Please repeat exactly the lines below from the one containing "The yellow surface" down to the one containing "### How does", both included, and nothing else.

- Data shown -
· · · ·
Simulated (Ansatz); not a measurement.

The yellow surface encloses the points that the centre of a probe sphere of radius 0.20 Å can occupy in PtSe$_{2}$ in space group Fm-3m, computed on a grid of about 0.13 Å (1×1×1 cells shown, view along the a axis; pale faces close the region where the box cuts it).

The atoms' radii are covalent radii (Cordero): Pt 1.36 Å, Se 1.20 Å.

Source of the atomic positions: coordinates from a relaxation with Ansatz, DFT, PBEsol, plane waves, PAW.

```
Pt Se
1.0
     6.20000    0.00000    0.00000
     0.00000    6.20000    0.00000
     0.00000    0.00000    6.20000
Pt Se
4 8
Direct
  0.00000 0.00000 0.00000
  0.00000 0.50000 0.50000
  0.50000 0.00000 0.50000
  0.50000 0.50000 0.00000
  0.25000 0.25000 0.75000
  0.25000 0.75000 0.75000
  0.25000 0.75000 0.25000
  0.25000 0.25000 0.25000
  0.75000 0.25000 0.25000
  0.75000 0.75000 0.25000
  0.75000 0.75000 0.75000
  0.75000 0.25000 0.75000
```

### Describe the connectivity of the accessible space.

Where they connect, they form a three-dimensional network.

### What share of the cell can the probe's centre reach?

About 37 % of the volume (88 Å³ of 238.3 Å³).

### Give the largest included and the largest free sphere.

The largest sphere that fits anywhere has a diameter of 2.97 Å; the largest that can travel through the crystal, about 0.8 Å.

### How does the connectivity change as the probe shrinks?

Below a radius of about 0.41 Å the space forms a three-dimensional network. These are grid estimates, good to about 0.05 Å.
· · · ·

- Exercise result -
The yellow surface encloses the points that the centre of a probe sphere of radius 0.20 Å can occupy in PtSe$_{2}$ in space group Fm-3m, computed on a grid of about 0.13 Å (1×1×1 cells shown, view along the a axis; pale faces close the region where the box cuts it).

The atoms' radii are covalent radii (Cordero): Pt 1.36 Å, Se 1.20 Å.

Source of the atomic positions: coordinates from a relaxation with Ansatz, DFT, PBEsol, plane waves, PAW.

```
Pt Se
1.0
     6.20000    0.00000    0.00000
     0.00000    6.20000    0.00000
     0.00000    0.00000    6.20000
Pt Se
4 8
Direct
  0.00000 0.00000 0.00000
  0.00000 0.50000 0.50000
  0.50000 0.00000 0.50000
  0.50000 0.50000 0.00000
  0.25000 0.25000 0.75000
  0.25000 0.75000 0.75000
  0.25000 0.75000 0.25000
  0.25000 0.25000 0.25000
  0.75000 0.25000 0.25000
  0.75000 0.75000 0.25000
  0.75000 0.75000 0.75000
  0.75000 0.25000 0.75000
```

### Describe the connectivity of the accessible space.

Where they connect, they form a three-dimensional network.

### What share of the cell can the probe's centre reach?

About 37 % of the volume (88 Å³ of 238.3 Å³).

### Give the largest included and the largest free sphere.

The largest sphere that fits anywhere has a diameter of 2.97 Å; the largest that can travel through the crystal, about 0.8 Å.

### How does the connectivity change as the probe shrinks?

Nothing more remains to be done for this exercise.